> Work order:
Only those lines running from the start of the listing below through the line that holds "An earlier PBE0-D4" are to be written out, exactly and in full.

━━━━━━━━━━━━━━━━
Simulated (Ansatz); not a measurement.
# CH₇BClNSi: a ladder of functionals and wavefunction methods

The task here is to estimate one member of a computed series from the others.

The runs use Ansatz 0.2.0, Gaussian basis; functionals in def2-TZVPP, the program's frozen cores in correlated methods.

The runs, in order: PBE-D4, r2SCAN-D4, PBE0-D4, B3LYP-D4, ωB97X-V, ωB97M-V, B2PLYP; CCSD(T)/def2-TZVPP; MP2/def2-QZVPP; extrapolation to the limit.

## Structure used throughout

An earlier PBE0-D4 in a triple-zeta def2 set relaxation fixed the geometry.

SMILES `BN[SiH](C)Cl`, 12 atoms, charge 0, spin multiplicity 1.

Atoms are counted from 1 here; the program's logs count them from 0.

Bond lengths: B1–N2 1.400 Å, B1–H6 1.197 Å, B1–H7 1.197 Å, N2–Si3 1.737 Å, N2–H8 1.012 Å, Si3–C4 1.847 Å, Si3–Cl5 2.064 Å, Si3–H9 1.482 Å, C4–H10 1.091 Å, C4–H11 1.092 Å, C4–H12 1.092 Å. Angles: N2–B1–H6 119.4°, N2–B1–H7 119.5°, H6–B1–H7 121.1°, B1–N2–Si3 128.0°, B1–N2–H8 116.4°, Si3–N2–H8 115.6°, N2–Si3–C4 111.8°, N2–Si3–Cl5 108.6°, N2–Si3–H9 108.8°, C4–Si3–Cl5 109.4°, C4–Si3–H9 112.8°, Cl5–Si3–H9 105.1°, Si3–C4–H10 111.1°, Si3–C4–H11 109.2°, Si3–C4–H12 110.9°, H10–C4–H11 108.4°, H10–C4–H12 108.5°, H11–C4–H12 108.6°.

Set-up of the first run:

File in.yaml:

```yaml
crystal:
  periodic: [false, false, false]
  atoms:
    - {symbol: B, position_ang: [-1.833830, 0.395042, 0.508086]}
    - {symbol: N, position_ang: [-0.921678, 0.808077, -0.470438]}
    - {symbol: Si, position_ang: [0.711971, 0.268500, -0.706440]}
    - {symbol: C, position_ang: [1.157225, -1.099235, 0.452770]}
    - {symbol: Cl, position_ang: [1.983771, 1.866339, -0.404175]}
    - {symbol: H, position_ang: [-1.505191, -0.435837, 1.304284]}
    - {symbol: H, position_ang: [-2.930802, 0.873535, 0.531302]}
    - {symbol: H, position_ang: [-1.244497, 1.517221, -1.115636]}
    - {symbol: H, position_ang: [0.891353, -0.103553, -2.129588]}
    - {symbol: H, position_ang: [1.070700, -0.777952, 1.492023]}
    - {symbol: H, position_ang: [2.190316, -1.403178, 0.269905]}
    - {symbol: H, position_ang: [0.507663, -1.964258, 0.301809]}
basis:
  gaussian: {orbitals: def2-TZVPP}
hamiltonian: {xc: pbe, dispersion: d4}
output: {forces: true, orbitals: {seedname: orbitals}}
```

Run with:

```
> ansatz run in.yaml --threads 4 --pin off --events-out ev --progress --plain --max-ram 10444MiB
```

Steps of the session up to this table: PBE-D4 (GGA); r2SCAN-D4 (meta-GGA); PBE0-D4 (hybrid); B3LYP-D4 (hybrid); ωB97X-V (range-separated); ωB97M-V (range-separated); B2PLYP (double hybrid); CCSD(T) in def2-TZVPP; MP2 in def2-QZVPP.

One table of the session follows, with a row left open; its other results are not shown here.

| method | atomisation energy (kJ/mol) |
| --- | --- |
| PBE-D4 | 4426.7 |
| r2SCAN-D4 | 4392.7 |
━━━━━━━━━━━━━━━━

> Solution:
Simulated (Ansatz); not a measurement.
# CH₇BClNSi: a ladder of functionals and wavefunction methods

The task here is to estimate one member of a computed series from the others.

The runs use Ansatz 0.2.0, Gaussian basis; functionals in def2-TZVPP, the program's frozen cores in correlated methods.

The runs, in order: PBE-D4, r2SCAN-D4, PBE0-D4, B3LYP-D4, ωB97X-V, ωB97M-V, B2PLYP; CCSD(T)/def2-TZVPP; MP2/def2-QZVPP; extrapolation to the limit.

## Structure used throughout

An earlier PBE0-D4 in a triple-zeta def2 set relaxation fixed the geometry.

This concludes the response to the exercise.